» **ACTIVITY**
Extract, without alteration, each line from the start of the listing to the line bearing "Method: DFT PBE, scalar-relativistic, plane".

*** MATERIAL SHOWN

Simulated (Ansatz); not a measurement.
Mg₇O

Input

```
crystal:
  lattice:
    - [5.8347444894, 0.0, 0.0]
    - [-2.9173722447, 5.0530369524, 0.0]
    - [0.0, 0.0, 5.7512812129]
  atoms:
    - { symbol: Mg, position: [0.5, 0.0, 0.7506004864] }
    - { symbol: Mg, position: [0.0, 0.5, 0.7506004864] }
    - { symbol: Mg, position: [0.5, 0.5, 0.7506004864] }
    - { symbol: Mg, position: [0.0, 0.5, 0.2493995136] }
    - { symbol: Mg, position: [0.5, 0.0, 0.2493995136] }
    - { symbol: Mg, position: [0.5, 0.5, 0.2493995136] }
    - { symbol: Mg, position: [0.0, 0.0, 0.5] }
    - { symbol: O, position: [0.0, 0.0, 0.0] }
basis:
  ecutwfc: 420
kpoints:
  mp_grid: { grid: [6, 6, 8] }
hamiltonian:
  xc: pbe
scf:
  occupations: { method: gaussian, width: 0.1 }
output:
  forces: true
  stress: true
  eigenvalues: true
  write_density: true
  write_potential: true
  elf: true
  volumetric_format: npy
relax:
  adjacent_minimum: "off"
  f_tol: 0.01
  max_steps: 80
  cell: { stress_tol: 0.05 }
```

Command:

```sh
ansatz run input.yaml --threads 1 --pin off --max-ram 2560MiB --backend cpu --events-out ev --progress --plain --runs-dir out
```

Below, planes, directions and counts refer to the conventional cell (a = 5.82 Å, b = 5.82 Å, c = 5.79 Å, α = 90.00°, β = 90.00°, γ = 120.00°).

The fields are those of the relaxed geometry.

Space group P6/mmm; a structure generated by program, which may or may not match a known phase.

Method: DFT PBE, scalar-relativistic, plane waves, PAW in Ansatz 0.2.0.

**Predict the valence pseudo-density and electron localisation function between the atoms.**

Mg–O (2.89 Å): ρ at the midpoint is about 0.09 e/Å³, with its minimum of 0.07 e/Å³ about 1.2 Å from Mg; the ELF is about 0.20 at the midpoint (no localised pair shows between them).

******

» **WRITTEN RESPONSE**
Simulated (Ansatz); not a measurement.
Mg₇O

Input

```
crystal:
  lattice:
    - [5.8347444894, 0.0, 0.0]
    - [-2.9173722447, 5.0530369524, 0.0]
    - [0.0, 0.0, 5.7512812129]
  atoms:
    - { symbol: Mg, position: [0.5, 0.0, 0.7506004864] }
    - { symbol: Mg, position: [0.0, 0.5, 0.7506004864] }
    - { symbol: Mg, position: [0.5, 0.5, 0.7506004864] }
    - { symbol: Mg, position: [0.0, 0.5, 0.2493995136] }
    - { symbol: Mg, position: [0.5, 0.0, 0.2493995136] }
    - { symbol: Mg, position: [0.5, 0.5, 0.2493995136] }
    - { symbol: Mg, position: [0.0, 0.0, 0.5] }
    - { symbol: O, position: [0.0, 0.0, 0.0] }
basis:
  ecutwfc: 420
kpoints:
  mp_grid: { grid: [6, 6, 8] }
hamiltonian:
  xc: pbe
scf:
  occupations: { method: gaussian, width: 0.1 }
output:
  forces: true
  stress: true
  eigenvalues: true
  write_density: true
  write_potential: true
  elf: true
  volumetric_format: npy
relax:
  adjacent_minimum: "off"
  f_tol: 0.01
  max_steps: 80
  cell: { stress_tol: 0.05 }
```

Command:

```sh
ansatz run input.yaml --threads 1 --pin off --max-ram 2560MiB --backend cpu --events-out ev --progress --plain --runs-dir out
```

Below, planes, directions and counts refer to the conventional cell (a = 5.82 Å, b = 5.82 Å, c = 5.79 Å, α = 90.00°, β = 90.00°, γ = 120.00°).

The fields are those of the relaxed geometry.

Space group P6/mmm; a structure generated by program, which may or may not match a known phase.

Method: DFT PBE, scalar-relativistic, plane waves, PAW in Ansatz 0.2.0.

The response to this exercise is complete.